Required action: Write all of the lines below out again, exactly as they stand.

Supplied entries:
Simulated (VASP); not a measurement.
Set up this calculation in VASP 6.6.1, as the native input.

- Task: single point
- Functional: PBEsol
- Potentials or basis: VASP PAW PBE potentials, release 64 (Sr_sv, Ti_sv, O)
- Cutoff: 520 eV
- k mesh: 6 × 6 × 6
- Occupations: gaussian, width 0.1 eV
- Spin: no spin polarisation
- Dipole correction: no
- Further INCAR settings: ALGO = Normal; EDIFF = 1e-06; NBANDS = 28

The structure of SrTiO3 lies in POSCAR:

Task response:
Simulated (VASP); not a measurement.
Set up this calculation in VASP 6.6.1, as the native input.

- Task: single point
- Functional: PBEsol
- Potentials or basis: VASP PAW PBE potentials, release 64 (Sr_sv, Ti_sv, O)
- Cutoff: 520 eV
- k mesh: 6 × 6 × 6
- Occupations: gaussian, width 0.1 eV
- Spin: no spin polarisation
- Dipole correction: no
- Further INCAR settings: ALGO = Normal; EDIFF = 1e-06; NBANDS = 28

The structure of SrTiO3 lies in POSCAR:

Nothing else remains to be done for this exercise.